WORK ITEM ▸ Repeat every record exactly as given.

════════

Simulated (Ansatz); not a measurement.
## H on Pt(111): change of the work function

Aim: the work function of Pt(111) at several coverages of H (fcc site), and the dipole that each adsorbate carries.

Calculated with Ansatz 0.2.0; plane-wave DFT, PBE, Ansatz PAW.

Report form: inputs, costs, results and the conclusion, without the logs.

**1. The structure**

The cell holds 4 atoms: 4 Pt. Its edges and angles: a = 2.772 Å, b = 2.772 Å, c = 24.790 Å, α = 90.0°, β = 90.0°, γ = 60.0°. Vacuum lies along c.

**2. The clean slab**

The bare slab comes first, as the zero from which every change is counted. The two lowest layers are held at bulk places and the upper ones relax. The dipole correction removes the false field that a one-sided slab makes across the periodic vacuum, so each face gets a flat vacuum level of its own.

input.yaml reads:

════════

ANSWER AREA ▸
Simulated (Ansatz); not a measurement.
## H on Pt(111): change of the work function

Aim: the work function of Pt(111) at several coverages of H (fcc site), and the dipole that each adsorbate carries.

Calculated with Ansatz 0.2.0; plane-wave DFT, PBE, Ansatz PAW.

Report form: inputs, costs, results and the conclusion, without the logs.

**1. The structure**

The cell holds 4 atoms: 4 Pt. Its edges and angles: a = 2.772 Å, b = 2.772 Å, c = 24.790 Å, α = 90.0°, β = 90.0°, γ = 60.0°. Vacuum lies along c.

**2. The clean slab**

The bare slab comes first, as the zero from which every change is counted. The two lowest layers are held at bulk places and the upper ones relax. The dipole correction removes the false field that a one-sided slab makes across the periodic vacuum, so each face gets a flat vacuum level of its own.

input.yaml reads:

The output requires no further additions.